== Dataset extract ==
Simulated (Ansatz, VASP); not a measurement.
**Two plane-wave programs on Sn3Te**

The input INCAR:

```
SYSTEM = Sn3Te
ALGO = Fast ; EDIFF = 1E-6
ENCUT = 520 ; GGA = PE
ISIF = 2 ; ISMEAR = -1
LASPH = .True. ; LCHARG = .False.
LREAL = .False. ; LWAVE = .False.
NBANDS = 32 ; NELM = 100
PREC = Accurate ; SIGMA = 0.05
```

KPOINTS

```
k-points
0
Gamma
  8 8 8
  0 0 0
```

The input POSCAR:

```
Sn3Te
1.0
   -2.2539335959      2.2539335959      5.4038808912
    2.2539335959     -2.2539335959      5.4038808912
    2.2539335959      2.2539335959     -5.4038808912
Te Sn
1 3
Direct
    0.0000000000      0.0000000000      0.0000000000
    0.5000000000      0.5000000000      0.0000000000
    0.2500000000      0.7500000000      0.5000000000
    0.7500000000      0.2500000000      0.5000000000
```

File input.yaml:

== Action item ==
The full listing is to be written out again, exactly as shown.

== Worked solution ==
Simulated (Ansatz, VASP); not a measurement.
**Two plane-wave programs on Sn3Te**

The input INCAR:

```
SYSTEM = Sn3Te
ALGO = Fast ; EDIFF = 1E-6
ENCUT = 520 ; GGA = PE
ISIF = 2 ; ISMEAR = -1
LASPH = .True. ; LCHARG = .False.
LREAL = .False. ; LWAVE = .False.
NBANDS = 32 ; NELM = 100
PREC = Accurate ; SIGMA = 0.05
```

KPOINTS

```
k-points
0
Gamma
  8 8 8
  0 0 0
```

The input POSCAR:

```
Sn3Te
1.0
   -2.2539335959      2.2539335959      5.4038808912
    2.2539335959     -2.2539335959      5.4038808912
    2.2539335959      2.2539335959     -5.4038808912
Te Sn
1 3
Direct
    0.0000000000      0.0000000000      0.0000000000
    0.5000000000      0.5000000000      0.0000000000
    0.2500000000      0.7500000000      0.5000000000
    0.7500000000      0.2500000000      0.5000000000
```

File input.yaml:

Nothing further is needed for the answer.